☆ ☆ ☆ ☆ ☆ ☆ ☆

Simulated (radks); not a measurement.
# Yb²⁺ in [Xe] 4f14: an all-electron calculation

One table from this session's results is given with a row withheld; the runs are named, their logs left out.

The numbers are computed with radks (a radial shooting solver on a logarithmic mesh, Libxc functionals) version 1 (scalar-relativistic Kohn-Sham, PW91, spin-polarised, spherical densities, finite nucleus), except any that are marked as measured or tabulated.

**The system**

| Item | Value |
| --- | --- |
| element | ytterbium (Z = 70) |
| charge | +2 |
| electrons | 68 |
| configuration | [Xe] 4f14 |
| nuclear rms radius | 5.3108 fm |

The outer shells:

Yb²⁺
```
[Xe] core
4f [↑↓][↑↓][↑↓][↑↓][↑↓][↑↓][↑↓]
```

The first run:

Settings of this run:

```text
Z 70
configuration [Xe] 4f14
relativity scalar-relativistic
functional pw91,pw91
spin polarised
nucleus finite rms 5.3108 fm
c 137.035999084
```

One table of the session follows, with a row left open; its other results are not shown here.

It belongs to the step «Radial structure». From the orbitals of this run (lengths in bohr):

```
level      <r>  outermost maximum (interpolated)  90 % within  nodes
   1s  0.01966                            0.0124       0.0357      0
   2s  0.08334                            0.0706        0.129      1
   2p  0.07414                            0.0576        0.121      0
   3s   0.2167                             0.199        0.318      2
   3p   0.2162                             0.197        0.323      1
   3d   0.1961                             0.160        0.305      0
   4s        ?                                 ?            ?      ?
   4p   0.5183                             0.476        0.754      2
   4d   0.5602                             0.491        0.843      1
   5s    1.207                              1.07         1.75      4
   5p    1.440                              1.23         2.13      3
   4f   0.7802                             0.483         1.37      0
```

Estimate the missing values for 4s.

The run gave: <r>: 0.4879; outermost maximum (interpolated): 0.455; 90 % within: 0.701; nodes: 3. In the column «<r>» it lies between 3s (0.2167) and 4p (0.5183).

☆ ☆ ☆ ☆ ☆ ☆ ☆

**WORK ITEM:** Look above and repeat, character for character, the lines from the first one to the line with "One table from", counting both.

**RESULT:**
Simulated (radks); not a measurement.
# Yb²⁺ in [Xe] 4f14: an all-electron calculation

One table from this session's results is given with a row withheld; the runs are named, their logs left out.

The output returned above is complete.